- Task item: Using the data beneath this instruction, retype only the lines from the one that contains "(C), 119.0 (CH)." down to the one that contains "- run in PySCF 2.14", both included, exactly as they appear.

- Information shown:
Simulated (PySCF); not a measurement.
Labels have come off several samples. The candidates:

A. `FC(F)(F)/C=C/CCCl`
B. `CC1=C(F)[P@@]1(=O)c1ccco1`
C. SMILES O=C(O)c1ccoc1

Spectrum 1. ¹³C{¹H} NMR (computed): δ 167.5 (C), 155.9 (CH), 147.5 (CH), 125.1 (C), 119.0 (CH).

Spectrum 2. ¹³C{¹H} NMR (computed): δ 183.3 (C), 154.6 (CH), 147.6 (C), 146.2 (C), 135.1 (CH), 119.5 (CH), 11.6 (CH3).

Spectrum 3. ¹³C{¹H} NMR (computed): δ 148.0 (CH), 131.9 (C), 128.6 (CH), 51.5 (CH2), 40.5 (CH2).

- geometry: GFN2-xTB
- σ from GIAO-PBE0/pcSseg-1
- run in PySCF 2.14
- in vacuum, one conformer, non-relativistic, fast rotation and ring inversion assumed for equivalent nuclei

- Answer box:
Spectrum 1. ¹³C{¹H} NMR (computed): δ 167.5 (C), 155.9 (CH), 147.5 (CH), 125.1 (C), 119.0 (CH).

Spectrum 2. ¹³C{¹H} NMR (computed): δ 183.3 (C), 154.6 (CH), 147.6 (C), 146.2 (C), 135.1 (CH), 119.5 (CH), 11.6 (CH3).

Spectrum 3. ¹³C{¹H} NMR (computed): δ 148.0 (CH), 131.9 (C), 128.6 (CH), 51.5 (CH2), 40.5 (CH2).

- geometry: GFN2-xTB
- σ from GIAO-PBE0/pcSseg-1
- run in PySCF 2.14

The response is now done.